STUDY MATERIAL
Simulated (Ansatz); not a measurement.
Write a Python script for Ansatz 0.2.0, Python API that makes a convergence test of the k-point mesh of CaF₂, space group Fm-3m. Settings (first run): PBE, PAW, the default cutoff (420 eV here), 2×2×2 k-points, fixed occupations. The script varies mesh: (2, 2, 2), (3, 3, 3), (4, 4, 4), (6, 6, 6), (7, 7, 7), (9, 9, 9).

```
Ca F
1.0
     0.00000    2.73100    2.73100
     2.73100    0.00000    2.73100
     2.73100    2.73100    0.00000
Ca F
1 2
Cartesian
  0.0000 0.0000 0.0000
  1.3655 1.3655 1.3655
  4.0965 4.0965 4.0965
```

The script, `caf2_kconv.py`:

ACTION ITEM
Word for word, give back all the lines above.

WORKED SOLUTION
Simulated (Ansatz); not a measurement.
Write a Python script for Ansatz 0.2.0, Python API that makes a convergence test of the k-point mesh of CaF₂, space group Fm-3m. Settings (first run): PBE, PAW, the default cutoff (420 eV here), 2×2×2 k-points, fixed occupations. The script varies mesh: (2, 2, 2), (3, 3, 3), (4, 4, 4), (6, 6, 6), (7, 7, 7), (9, 9, 9).

```
Ca F
1.0
     0.00000    2.73100    2.73100
     2.73100    0.00000    2.73100
     2.73100    2.73100    0.00000
Ca F
1 2
Cartesian
  0.0000 0.0000 0.0000
  1.3655 1.3655 1.3655
  4.0965 4.0965 4.0965
```

The script, `caf2_kconv.py`:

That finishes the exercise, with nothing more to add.